WORK REQUEST:
Output exactly, with nothing added, the entries from the first line through the line with "Input: 1 mol".

RECORDS SUPPLIED:
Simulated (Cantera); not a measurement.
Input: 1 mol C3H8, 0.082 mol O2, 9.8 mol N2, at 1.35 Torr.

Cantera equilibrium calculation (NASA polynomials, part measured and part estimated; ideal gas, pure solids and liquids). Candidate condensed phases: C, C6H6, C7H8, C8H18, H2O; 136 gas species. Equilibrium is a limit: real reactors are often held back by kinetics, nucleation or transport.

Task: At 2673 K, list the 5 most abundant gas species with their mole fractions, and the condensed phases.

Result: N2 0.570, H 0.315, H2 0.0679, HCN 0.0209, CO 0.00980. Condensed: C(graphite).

RESPONSE BOX:
Simulated (Cantera); not a measurement.
Input: 1 mol C3H8, 0.082 mol O2, 9.8 mol N2, at 1.35 Torr.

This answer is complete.